Segment Open

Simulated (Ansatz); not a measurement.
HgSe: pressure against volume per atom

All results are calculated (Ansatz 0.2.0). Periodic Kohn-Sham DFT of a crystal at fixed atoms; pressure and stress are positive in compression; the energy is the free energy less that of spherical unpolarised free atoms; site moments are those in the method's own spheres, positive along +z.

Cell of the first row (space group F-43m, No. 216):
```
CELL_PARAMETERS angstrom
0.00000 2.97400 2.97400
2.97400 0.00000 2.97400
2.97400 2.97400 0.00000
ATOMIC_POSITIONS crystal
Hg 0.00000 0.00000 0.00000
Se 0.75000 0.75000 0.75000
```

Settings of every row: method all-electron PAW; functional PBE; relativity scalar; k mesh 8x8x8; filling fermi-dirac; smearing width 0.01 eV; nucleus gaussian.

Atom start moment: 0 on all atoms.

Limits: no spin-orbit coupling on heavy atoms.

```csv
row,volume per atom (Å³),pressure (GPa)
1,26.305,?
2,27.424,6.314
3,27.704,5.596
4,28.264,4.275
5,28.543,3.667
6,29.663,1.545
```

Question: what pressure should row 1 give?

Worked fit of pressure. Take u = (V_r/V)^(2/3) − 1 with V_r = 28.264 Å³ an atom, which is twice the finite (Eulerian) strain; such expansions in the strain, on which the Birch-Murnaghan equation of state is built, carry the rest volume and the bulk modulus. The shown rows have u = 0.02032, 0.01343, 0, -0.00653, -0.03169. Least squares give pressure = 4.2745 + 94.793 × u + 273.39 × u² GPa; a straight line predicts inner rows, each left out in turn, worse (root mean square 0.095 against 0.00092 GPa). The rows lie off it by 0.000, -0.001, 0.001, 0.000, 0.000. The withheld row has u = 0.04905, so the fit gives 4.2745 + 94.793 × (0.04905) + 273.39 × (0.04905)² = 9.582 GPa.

Segment Closed

§ **ACTION ITEM**
Reproduce only what lies between the start of the listing above and the end of the line containing "HgSe: pressure against volume per atom", keeping every line exact.

§ **ANSWER AREA**
Simulated (Ansatz); not a measurement.
HgSe: pressure against volume per atom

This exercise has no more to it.